* * * * * * *
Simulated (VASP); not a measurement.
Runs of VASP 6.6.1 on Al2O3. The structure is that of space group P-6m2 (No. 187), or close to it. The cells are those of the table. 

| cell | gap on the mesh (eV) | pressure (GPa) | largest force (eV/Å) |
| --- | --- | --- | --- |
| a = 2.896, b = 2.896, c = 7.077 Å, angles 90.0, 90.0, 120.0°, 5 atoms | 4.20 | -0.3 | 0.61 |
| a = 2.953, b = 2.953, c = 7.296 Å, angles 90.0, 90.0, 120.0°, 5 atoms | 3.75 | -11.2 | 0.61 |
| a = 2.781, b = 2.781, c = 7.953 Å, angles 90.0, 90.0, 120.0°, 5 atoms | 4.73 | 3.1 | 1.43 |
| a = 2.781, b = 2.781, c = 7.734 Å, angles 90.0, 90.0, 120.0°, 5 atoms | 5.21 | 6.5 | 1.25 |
* * * * * * *

● **Activity**
Looking at the data above, return every line from the one with "-11.2 | 0.61 |" down to the one with "3.1 | 1.43 |", exactly and inclusively.

● **Task result**
| a = 2.953, b = 2.953, c = 7.296 Å, angles 90.0, 90.0, 120.0°, 5 atoms | 3.75 | -11.2 | 0.61 |
| a = 2.781, b = 2.781, c = 7.953 Å, angles 90.0, 90.0, 120.0°, 5 atoms | 4.73 | 3.1 | 1.43 |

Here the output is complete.